════════════════════
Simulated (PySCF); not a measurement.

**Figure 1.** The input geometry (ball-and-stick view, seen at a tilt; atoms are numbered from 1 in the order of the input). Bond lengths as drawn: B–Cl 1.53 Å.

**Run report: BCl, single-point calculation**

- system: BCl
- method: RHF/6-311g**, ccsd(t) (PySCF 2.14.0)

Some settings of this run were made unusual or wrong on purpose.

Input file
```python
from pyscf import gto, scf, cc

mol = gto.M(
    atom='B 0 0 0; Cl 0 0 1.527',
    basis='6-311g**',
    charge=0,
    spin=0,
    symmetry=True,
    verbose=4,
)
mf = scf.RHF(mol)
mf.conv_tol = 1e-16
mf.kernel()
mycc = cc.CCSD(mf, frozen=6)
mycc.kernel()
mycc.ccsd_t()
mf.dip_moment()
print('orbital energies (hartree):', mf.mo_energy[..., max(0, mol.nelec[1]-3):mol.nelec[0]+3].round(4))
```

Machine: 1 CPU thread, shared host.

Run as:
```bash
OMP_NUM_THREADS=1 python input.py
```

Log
════════════════════

§ **TASK ITEM**:
From the first line to the last, return the material exactly.

§ **YOUR RESPONSE**:
Simulated (PySCF); not a measurement.

**Figure 1.** The input geometry (ball-and-stick view, seen at a tilt; atoms are numbered from 1 in the order of the input). Bond lengths as drawn: B–Cl 1.53 Å.

**Run report: BCl, single-point calculation**

- system: BCl
- method: RHF/6-311g**, ccsd(t) (PySCF 2.14.0)

Some settings of this run were made unusual or wrong on purpose.

Input file
```python
from pyscf import gto, scf, cc

mol = gto.M(
    atom='B 0 0 0; Cl 0 0 1.527',
    basis='6-311g**',
    charge=0,
    spin=0,
    symmetry=True,
    verbose=4,
)
mf = scf.RHF(mol)
mf.conv_tol = 1e-16
mf.kernel()
mycc = cc.CCSD(mf, frozen=6)
mycc.kernel()
mycc.ccsd_t()
mf.dip_moment()
print('orbital energies (hartree):', mf.mo_energy[..., max(0, mol.nelec[1]-3):mol.nelec[0]+3].round(4))
```

Machine: 1 CPU thread, shared host.

Run as:
```bash
OMP_NUM_THREADS=1 python input.py
```

Log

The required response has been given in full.